== Segment start ==

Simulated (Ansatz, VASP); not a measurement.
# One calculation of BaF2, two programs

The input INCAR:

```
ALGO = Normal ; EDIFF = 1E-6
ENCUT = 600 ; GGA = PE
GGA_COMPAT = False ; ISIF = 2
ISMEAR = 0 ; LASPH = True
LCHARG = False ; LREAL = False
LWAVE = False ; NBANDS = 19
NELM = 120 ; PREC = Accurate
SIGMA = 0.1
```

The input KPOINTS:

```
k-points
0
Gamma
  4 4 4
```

== Segment end ==

* [Work task]: Once you have read the records above, output each of them verbatim.

* [Problem solution]:
Simulated (Ansatz, VASP); not a measurement.
# One calculation of BaF2, two programs

The input INCAR:

```
ALGO = Normal ; EDIFF = 1E-6
ENCUT = 600 ; GGA = PE
GGA_COMPAT = False ; ISIF = 2
ISMEAR = 0 ; LASPH = True
LCHARG = False ; LREAL = False
LWAVE = False ; NBANDS = 19
NELM = 120 ; PREC = Accurate
SIGMA = 0.1
```

The input KPOINTS:

```
k-points
0
Gamma
  4 4 4
```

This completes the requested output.